■ Material shown:
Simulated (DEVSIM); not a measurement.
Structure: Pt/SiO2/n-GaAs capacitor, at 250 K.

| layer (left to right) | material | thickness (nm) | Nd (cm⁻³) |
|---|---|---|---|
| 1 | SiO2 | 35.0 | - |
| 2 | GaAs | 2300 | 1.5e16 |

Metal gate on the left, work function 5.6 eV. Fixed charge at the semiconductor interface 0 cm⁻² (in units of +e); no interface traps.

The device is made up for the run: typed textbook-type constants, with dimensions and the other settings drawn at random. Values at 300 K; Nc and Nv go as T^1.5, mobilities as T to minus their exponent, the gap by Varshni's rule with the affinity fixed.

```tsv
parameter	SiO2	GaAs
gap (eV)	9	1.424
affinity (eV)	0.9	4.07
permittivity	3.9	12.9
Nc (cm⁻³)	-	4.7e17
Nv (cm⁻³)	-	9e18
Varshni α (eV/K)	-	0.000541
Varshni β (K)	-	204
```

■ Required action: Beginning at the line above that contains "Nd (cm⁻³) |", return each line exactly through the line that contains "Metal gate on", and no others.

■ Worked solution:
| layer (left to right) | material | thickness (nm) | Nd (cm⁻³) |
|---|---|---|---|
| 1 | SiO2 | 35.0 | - |
| 2 | GaAs | 2300 | 1.5e16 |

Metal gate on the left, work function 5.6 eV. Fixed charge at the semiconductor interface 0 cm⁻² (in units of +e); no interface traps.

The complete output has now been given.